== GIVEN RECORDS
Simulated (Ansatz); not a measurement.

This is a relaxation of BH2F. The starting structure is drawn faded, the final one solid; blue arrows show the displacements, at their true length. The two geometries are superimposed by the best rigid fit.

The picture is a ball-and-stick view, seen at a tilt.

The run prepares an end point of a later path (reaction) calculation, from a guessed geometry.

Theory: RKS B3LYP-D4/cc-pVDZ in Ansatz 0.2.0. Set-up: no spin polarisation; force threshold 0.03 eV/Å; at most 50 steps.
====

Retype every record above exactly as it stands.

SOLUTION →
Simulated (Ansatz); not a measurement.

This is a relaxation of BH2F. The starting structure is drawn faded, the final one solid; blue arrows show the displacements, at their true length. The two geometries are superimposed by the best rigid fit.

The picture is a ball-and-stick view, seen at a tilt.

The run prepares an end point of a later path (reaction) calculation, from a guessed geometry.

Theory: RKS B3LYP-D4/cc-pVDZ in Ansatz 0.2.0. Set-up: no spin polarisation; force threshold 0.03 eV/Å; at most 50 steps.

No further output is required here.